» Requirement:
Only the lines below starting at the one that contains "between the two?" and ending at the one that contains "A Si atom moves" are to be reproduced, exactly and with both ends kept.

Content starts
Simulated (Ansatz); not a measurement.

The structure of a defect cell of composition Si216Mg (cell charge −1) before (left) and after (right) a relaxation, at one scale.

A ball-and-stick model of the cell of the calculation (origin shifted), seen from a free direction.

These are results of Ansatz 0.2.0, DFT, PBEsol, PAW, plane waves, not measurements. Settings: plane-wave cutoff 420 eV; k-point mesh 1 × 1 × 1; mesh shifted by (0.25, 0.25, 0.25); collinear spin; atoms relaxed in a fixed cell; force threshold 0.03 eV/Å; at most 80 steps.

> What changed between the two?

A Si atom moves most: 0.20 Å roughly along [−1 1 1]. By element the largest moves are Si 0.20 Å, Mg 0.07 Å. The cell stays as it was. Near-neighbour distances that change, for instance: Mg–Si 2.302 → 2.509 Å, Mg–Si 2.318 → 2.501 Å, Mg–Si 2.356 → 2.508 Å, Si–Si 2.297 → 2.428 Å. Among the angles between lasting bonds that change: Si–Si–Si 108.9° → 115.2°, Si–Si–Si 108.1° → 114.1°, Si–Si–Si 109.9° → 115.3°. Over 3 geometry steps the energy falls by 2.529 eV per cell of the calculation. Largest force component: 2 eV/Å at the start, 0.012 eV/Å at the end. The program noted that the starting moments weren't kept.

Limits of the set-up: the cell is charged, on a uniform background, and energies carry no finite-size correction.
Content ends

» Written reply:
> What changed between the two?

A Si atom moves most: 0.20 Å roughly along [−1 1 1]. By element the largest moves are Si 0.20 Å, Mg 0.07 Å. The cell stays as it was. Near-neighbour distances that change, for instance: Mg–Si 2.302 → 2.509 Å, Mg–Si 2.318 → 2.501 Å, Mg–Si 2.356 → 2.508 Å, Si–Si 2.297 → 2.428 Å. Among the angles between lasting bonds that change: Si–Si–Si 108.9° → 115.2°, Si–Si–Si 108.1° → 114.1°, Si–Si–Si 109.9° → 115.3°. Over 3 geometry steps the energy falls by 2.529 eV per cell of the calculation. Largest force component: 2 eV/Å at the start, 0.012 eV/Å at the end. The program noted that the starting moments weren't kept.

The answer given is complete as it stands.